Transcribe the listing from its top line through the line with "Simulated single-crystal data". Keep it exact, both ends included, and add nothing.

GIVEN RECORDS =
⁂

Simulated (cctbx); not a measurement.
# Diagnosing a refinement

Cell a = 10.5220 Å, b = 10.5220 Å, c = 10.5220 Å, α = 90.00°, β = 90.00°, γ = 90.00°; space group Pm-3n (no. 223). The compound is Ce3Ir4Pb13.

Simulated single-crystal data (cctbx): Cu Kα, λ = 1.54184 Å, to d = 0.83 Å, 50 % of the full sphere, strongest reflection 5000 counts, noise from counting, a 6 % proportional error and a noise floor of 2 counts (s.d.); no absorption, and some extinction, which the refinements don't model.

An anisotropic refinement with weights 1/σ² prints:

⁂

ANSWER BOX =
Simulated (cctbx); not a measurement.
# Diagnosing a refinement

Cell a = 10.5220 Å, b = 10.5220 Å, c = 10.5220 Å, α = 90.00°, β = 90.00°, γ = 90.00°; space group Pm-3n (no. 223). The compound is Ce3Ir4Pb13.

Simulated single-crystal data (cctbx): Cu Kα, λ = 1.54184 Å, to d = 0.83 Å, 50 % of the full sphere, strongest reflection 5000 counts, noise from counting, a 6 % proportional error and a noise floor of 2 counts (s.d.); no absorption, and some extinction, which the refinements don't model.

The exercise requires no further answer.